Repeat every line of the material, character for character.

::: MATERIAL PROVIDED

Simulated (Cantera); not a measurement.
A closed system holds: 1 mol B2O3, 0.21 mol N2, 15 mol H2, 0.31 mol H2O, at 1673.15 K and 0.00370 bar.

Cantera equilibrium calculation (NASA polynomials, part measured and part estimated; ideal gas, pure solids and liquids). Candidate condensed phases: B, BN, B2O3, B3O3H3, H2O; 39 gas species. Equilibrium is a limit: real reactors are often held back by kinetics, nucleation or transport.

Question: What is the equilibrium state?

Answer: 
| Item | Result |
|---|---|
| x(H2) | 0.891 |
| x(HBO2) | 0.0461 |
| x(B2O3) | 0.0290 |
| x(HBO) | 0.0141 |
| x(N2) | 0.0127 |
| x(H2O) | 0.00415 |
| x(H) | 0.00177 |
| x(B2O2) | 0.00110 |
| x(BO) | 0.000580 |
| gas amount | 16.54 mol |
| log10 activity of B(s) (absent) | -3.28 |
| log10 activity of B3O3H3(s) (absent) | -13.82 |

::::::

▶ _RESULT_:
Simulated (Cantera); not a measurement.
A closed system holds: 1 mol B2O3, 0.21 mol N2, 15 mol H2, 0.31 mol H2O, at 1673.15 K and 0.00370 bar.

Cantera equilibrium calculation (NASA polynomials, part measured and part estimated; ideal gas, pure solids and liquids). Candidate condensed phases: B, BN, B2O3, B3O3H3, H2O; 39 gas species. Equilibrium is a limit: real reactors are often held back by kinetics, nucleation or transport.

Question: What is the equilibrium state?

Answer: 
| Item | Result |
|---|---|
| x(H2) | 0.891 |
| x(HBO2) | 0.0461 |
| x(B2O3) | 0.0290 |
| x(HBO) | 0.0141 |
| x(N2) | 0.0127 |
| x(H2O) | 0.00415 |
| x(H) | 0.00177 |
| x(B2O2) | 0.00110 |
| x(BO) | 0.000580 |
| gas amount | 16.54 mol |
| log10 activity of B(s) (absent) | -3.28 |
| log10 activity of B3O3H3(s) (absent) | -13.82 |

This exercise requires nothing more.